* REQUIREMENT: Write out every line of the data below exactly as given.

* THE DATA:
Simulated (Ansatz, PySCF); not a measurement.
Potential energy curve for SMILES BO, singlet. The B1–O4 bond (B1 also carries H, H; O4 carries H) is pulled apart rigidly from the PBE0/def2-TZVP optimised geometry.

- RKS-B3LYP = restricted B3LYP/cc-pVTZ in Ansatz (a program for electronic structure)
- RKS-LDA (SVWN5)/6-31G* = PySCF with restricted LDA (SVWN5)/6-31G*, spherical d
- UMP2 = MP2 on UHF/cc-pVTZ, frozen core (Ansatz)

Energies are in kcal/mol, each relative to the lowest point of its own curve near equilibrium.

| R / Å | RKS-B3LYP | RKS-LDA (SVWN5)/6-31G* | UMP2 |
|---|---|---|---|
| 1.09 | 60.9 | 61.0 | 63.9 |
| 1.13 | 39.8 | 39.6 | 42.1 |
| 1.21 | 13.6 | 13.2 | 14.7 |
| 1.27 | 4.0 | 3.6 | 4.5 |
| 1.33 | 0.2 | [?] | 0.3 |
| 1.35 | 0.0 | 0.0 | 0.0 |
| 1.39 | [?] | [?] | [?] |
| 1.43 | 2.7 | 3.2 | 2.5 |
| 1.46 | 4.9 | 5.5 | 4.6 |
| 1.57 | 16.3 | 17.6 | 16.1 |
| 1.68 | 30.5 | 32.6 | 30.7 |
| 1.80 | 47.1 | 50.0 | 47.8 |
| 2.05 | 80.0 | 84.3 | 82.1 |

* RESPONSE BOX:
Simulated (Ansatz, PySCF); not a measurement.
Potential energy curve for SMILES BO, singlet. The B1–O4 bond (B1 also carries H, H; O4 carries H) is pulled apart rigidly from the PBE0/def2-TZVP optimised geometry.

- RKS-B3LYP = restricted B3LYP/cc-pVTZ in Ansatz (a program for electronic structure)
- RKS-LDA (SVWN5)/6-31G* = PySCF with restricted LDA (SVWN5)/6-31G*, spherical d
- UMP2 = MP2 on UHF/cc-pVTZ, frozen core (Ansatz)

Energies are in kcal/mol, each relative to the lowest point of its own curve near equilibrium.

| R / Å | RKS-B3LYP | RKS-LDA (SVWN5)/6-31G* | UMP2 |
|---|---|---|---|
| 1.09 | 60.9 | 61.0 | 63.9 |
| 1.13 | 39.8 | 39.6 | 42.1 |
| 1.21 | 13.6 | 13.2 | 14.7 |
| 1.27 | 4.0 | 3.6 | 4.5 |
| 1.33 | 0.2 | [?] | 0.3 |
| 1.35 | 0.0 | 0.0 | 0.0 |
| 1.39 | [?] | [?] | [?] |
| 1.43 | 2.7 | 3.2 | 2.5 |
| 1.46 | 4.9 | 5.5 | 4.6 |
| 1.57 | 16.3 | 17.6 | 16.1 |
| 1.68 | 30.5 | 32.6 | 30.7 |
| 1.80 | 47.1 | 50.0 | 47.8 |
| 2.05 | 80.0 | 84.3 | 82.1 |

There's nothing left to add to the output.